## ACTIVITY
Read the data that follows. Then repeat it exactly.

++++++++++++++++++++

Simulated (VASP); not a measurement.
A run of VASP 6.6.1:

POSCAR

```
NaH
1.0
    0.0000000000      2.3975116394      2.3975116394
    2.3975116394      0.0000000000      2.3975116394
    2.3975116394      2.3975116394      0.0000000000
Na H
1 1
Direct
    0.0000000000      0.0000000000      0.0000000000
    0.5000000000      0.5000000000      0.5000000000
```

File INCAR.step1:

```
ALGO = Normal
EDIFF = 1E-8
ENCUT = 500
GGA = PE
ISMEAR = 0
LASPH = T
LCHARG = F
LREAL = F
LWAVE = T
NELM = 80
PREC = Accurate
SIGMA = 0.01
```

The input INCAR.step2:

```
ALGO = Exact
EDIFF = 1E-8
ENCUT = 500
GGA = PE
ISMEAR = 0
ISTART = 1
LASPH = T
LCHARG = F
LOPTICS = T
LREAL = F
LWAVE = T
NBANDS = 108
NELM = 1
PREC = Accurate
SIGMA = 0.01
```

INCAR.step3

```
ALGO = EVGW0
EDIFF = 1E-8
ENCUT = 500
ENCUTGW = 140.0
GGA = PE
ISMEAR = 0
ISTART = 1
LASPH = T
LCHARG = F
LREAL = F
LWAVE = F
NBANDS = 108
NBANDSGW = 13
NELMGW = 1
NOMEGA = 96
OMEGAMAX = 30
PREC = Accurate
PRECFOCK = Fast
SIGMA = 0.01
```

++++++++++++++++++++

## TASK RESULT
Simulated (VASP); not a measurement.
A run of VASP 6.6.1:

POSCAR

```
NaH
1.0
    0.0000000000      2.3975116394      2.3975116394
    2.3975116394      0.0000000000      2.3975116394
    2.3975116394      2.3975116394      0.0000000000
Na H
1 1
Direct
    0.0000000000      0.0000000000      0.0000000000
    0.5000000000      0.5000000000      0.5000000000
```

File INCAR.step1:

```
ALGO = Normal
EDIFF = 1E-8
ENCUT = 500
GGA = PE
ISMEAR = 0
LASPH = T
LCHARG = F
LREAL = F
LWAVE = T
NELM = 80
PREC = Accurate
SIGMA = 0.01
```

The input INCAR.step2:

```
ALGO = Exact
EDIFF = 1E-8
ENCUT = 500
GGA = PE
ISMEAR = 0
ISTART = 1
LASPH = T
LCHARG = F
LOPTICS = T
LREAL = F
LWAVE = T
NBANDS = 108
NELM = 1
PREC = Accurate
SIGMA = 0.01
```

INCAR.step3

```
ALGO = EVGW0
EDIFF = 1E-8
ENCUT = 500
ENCUTGW = 140.0
GGA = PE
ISMEAR = 0
ISTART = 1
LASPH = T
LCHARG = F
LREAL = F
LWAVE = F
NBANDS = 108
NBANDSGW = 13
NELMGW = 1
NOMEGA = 96
OMEGAMAX = 30
PREC = Accurate
PRECFOCK = Fast
SIGMA = 0.01
```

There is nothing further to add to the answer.